Repeat, line for line, the entries below from the first line to the line containing "# Light or heavy electrons for an n-channel?", counting both ends.

>>

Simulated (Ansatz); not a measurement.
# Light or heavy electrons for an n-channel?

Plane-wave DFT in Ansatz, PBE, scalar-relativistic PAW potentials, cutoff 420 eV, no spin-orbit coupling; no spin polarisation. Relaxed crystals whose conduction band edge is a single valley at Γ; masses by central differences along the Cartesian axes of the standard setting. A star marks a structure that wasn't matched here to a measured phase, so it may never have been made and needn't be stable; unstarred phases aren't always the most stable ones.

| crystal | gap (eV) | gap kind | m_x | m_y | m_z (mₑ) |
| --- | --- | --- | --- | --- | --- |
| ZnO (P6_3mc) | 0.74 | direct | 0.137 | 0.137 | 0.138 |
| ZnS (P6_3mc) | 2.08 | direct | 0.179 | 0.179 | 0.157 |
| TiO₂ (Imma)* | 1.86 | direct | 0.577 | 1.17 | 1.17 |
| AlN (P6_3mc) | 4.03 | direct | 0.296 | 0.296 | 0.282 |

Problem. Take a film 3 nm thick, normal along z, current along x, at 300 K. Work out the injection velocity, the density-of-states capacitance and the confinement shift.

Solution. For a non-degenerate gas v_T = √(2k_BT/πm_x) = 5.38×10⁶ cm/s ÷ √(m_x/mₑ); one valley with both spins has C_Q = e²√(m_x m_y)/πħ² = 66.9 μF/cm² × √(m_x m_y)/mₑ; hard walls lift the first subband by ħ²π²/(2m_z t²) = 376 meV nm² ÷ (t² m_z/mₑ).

<<

> _Task output_
Simulated (Ansatz); not a measurement.
# Light or heavy electrons for an n-channel?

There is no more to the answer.